- Activity -
Your task is to write out the complete listing exactly as it is shown.

- Extracted entries -
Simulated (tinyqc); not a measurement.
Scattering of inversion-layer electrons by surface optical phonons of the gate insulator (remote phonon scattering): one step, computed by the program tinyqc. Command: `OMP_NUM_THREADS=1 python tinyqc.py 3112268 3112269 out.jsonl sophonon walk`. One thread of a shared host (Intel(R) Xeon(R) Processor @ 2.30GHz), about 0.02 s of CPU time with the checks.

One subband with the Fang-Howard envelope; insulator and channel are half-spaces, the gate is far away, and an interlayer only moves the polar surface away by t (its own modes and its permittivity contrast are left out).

- Result -
Simulated (tinyqc); not a measurement.
Scattering of inversion-layer electrons by surface optical phonons of the gate insulator (remote phonon scattering): one step, computed by the program tinyqc. Command: `OMP_NUM_THREADS=1 python tinyqc.py 3112268 3112269 out.jsonl sophonon walk`. One thread of a shared host (Intel(R) Xeon(R) Processor @ 2.30GHz), about 0.02 s of CPU time with the checks.

One subband with the Fang-Howard envelope; insulator and channel are half-spaces, the gate is far away, and an interlayer only moves the polar surface away by t (its own modes and its permittivity contrast are left out).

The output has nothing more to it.